_Supplied information_:
▼▼▼

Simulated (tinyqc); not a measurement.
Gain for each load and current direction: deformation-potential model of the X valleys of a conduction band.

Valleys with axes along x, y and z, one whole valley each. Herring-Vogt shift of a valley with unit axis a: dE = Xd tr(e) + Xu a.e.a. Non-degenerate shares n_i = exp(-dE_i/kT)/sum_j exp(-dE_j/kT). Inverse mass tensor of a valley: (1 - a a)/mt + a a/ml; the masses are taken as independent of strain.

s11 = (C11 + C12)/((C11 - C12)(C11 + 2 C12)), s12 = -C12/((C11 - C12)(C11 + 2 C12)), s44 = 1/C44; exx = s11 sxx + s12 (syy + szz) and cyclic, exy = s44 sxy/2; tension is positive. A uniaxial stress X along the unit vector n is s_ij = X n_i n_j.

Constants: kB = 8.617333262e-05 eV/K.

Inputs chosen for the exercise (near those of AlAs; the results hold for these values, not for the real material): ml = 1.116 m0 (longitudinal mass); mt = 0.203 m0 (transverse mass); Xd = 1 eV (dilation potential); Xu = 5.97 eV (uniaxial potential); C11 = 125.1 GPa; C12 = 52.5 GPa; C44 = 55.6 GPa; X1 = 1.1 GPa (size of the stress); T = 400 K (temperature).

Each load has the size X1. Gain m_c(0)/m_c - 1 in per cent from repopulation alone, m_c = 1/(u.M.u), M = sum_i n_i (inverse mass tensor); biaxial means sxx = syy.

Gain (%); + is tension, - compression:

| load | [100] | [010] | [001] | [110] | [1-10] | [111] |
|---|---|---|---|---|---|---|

▲▲▲

_Work order_: Starting with the first line of the records above, give back each line exactly until the line with "Valleys with axes" has been given as well.

_Answer section_:
Simulated (tinyqc); not a measurement.
Gain for each load and current direction: deformation-potential model of the X valleys of a conduction band.

Valleys with axes along x, y and z, one whole valley each. Herring-Vogt shift of a valley with unit axis a: dE = Xd tr(e) + Xu a.e.a. Non-degenerate shares n_i = exp(-dE_i/kT)/sum_j exp(-dE_j/kT). Inverse mass tensor of a valley: (1 - a a)/mt + a a/ml; the masses are taken as independent of strain.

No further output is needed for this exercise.